◇ ◇ ◇

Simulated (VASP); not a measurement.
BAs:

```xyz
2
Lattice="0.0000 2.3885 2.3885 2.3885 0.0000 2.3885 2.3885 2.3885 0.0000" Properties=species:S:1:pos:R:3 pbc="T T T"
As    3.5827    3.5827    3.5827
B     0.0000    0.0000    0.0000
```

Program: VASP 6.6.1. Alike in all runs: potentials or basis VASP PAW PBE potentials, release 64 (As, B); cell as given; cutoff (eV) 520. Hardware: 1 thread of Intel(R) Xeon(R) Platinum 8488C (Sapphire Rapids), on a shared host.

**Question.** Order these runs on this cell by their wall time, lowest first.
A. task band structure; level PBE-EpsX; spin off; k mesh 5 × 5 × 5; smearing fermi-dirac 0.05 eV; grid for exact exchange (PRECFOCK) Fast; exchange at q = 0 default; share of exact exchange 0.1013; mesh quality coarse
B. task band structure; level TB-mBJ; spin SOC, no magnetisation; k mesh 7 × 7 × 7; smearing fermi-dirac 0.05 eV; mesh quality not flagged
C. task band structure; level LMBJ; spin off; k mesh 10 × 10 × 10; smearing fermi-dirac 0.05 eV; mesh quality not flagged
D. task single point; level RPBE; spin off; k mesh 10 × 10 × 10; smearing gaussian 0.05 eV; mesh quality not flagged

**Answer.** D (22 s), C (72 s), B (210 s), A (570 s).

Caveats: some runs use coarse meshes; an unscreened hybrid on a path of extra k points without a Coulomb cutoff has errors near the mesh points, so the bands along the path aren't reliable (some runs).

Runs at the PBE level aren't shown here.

◇ ◇ ◇

ASSIGNED TASK: Which lines above run from the one containing "s), A (570 s)." down to the one containing "Caveats: some runs"? Repeat exactly those, both ends included, and nothing else.

WRITTEN SOLUTION:
**Answer.** D (22 s), C (72 s), B (210 s), A (570 s).

Caveats: some runs use coarse meshes; an unscreened hybrid on a path of extra k points without a Coulomb cutoff has errors near the mesh points, so the bands along the path aren't reliable (some runs).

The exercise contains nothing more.